▶ _DATA TO EXAMINE_
++++++++++

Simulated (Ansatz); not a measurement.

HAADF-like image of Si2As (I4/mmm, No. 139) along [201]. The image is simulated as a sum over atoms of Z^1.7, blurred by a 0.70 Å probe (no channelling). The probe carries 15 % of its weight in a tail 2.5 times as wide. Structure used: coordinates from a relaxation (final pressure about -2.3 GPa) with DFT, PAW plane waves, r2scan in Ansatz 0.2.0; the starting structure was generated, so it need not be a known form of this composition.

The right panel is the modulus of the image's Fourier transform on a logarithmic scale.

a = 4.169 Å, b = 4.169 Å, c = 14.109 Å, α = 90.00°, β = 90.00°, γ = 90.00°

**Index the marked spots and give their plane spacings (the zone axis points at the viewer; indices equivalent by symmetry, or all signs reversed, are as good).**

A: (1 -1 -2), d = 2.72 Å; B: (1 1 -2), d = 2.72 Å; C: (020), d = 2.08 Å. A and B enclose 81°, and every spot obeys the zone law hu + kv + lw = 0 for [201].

++++++++++

▶ _ACTION ITEM_
Reproduce exactly, please, only the lines from the start of the data above to the line that contains "are as good).**", with both ends kept.

▶ _TASK RESPONSE_
Simulated (Ansatz); not a measurement.

HAADF-like image of Si2As (I4/mmm, No. 139) along [201]. The image is simulated as a sum over atoms of Z^1.7, blurred by a 0.70 Å probe (no channelling). The probe carries 15 % of its weight in a tail 2.5 times as wide. Structure used: coordinates from a relaxation (final pressure about -2.3 GPa) with DFT, PAW plane waves, r2scan in Ansatz 0.2.0; the starting structure was generated, so it need not be a known form of this composition.

The right panel is the modulus of the image's Fourier transform on a logarithmic scale.

a = 4.169 Å, b = 4.169 Å, c = 14.109 Å, α = 90.00°, β = 90.00°, γ = 90.00°

**Index the marked spots and give their plane spacings (the zone axis points at the viewer; indices equivalent by symmetry, or all signs reversed, are as good).**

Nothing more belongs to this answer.